### REQUIRED ACTION
For the records below, print the lines from the line with "H–In 1.72 Å." through the line with "Hardware: 1 thread" exactly as written; include both end lines and exclude the rest.

(INPUT DATA begins)

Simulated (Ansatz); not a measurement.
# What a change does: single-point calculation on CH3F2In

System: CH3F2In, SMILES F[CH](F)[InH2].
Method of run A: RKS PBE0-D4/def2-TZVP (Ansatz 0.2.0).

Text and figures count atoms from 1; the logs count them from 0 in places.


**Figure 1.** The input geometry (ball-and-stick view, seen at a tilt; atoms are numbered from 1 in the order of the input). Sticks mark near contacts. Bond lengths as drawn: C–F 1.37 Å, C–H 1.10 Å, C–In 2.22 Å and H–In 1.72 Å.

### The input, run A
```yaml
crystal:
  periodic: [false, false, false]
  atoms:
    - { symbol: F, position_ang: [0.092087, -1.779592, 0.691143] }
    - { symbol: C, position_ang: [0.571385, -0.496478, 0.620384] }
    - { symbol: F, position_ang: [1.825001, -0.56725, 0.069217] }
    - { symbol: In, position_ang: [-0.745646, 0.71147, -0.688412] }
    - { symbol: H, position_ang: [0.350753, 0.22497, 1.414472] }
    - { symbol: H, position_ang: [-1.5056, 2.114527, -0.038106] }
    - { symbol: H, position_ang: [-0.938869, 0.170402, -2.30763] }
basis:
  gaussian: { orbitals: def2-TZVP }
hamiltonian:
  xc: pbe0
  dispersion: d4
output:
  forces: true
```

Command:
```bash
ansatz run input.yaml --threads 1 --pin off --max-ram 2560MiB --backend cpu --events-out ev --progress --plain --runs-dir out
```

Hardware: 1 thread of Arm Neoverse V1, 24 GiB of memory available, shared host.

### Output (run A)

(INPUT DATA ends)

### WRITTEN REPLY
**Figure 1.** The input geometry (ball-and-stick view, seen at a tilt; atoms are numbered from 1 in the order of the input). Sticks mark near contacts. Bond lengths as drawn: C–F 1.37 Å, C–H 1.10 Å, C–In 2.22 Å and H–In 1.72 Å.

### The input, run A
```yaml
crystal:
  periodic: [false, false, false]
  atoms:
    - { symbol: F, position_ang: [0.092087, -1.779592, 0.691143] }
    - { symbol: C, position_ang: [0.571385, -0.496478, 0.620384] }
    - { symbol: F, position_ang: [1.825001, -0.56725, 0.069217] }
    - { symbol: In, position_ang: [-0.745646, 0.71147, -0.688412] }
    - { symbol: H, position_ang: [0.350753, 0.22497, 1.414472] }
    - { symbol: H, position_ang: [-1.5056, 2.114527, -0.038106] }
    - { symbol: H, position_ang: [-0.938869, 0.170402, -2.30763] }
basis:
  gaussian: { orbitals: def2-TZVP }
hamiltonian:
  xc: pbe0
  dispersion: d4
output:
  forces: true
```

Command:
```bash
ansatz run input.yaml --threads 1 --pin off --max-ram 2560MiB --backend cpu --events-out ev --progress --plain --runs-dir out
```

Hardware: 1 thread of Arm Neoverse V1, 24 GiB of memory available, shared host.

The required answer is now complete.